**Requirement**
Below is a listing. Quote from it, exactly, the lines from the one containing "c | 6.29 eV | 6.27 eV |" down to the one containing "GPa | 0.3 GPa |", both ends included, and nothing else.

Segment Start: Source data

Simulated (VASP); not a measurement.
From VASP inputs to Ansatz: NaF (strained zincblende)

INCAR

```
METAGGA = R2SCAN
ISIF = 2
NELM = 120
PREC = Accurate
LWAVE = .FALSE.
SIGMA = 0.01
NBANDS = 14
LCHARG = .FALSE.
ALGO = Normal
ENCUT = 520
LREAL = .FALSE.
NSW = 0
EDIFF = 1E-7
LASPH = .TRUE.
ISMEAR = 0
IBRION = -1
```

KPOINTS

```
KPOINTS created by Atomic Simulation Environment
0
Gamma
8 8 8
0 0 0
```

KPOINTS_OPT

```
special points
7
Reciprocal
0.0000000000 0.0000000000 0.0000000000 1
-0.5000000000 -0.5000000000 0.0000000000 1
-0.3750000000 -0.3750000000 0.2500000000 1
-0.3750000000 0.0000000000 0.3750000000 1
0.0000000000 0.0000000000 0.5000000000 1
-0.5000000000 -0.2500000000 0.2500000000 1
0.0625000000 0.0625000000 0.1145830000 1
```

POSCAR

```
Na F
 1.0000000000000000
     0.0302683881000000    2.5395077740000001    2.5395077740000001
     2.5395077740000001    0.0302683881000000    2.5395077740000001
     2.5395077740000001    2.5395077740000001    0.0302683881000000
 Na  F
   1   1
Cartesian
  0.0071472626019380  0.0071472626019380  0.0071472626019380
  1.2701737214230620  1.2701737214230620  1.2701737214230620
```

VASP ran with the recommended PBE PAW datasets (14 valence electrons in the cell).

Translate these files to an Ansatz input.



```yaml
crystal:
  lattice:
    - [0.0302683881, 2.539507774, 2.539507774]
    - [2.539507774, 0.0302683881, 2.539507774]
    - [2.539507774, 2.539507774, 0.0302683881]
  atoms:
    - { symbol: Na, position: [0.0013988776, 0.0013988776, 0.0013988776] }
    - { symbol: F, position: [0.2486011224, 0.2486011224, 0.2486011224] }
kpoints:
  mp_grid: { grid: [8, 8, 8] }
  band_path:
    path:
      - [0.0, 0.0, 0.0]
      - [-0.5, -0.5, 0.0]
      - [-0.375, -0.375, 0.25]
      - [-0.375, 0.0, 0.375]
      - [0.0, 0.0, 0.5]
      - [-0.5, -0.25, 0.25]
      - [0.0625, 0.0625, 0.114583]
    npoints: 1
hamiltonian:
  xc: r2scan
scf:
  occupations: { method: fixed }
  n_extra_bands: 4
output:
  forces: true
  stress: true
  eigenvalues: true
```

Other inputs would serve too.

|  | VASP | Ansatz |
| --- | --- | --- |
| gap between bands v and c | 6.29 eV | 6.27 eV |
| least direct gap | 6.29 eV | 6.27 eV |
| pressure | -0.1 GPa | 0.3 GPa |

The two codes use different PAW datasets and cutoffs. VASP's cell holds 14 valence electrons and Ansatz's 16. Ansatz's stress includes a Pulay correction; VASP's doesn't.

Segment End: Source data

**Answer box**
| gap between bands v and c | 6.29 eV | 6.27 eV |
| least direct gap | 6.29 eV | 6.27 eV |
| pressure | -0.1 GPa | 0.3 GPa |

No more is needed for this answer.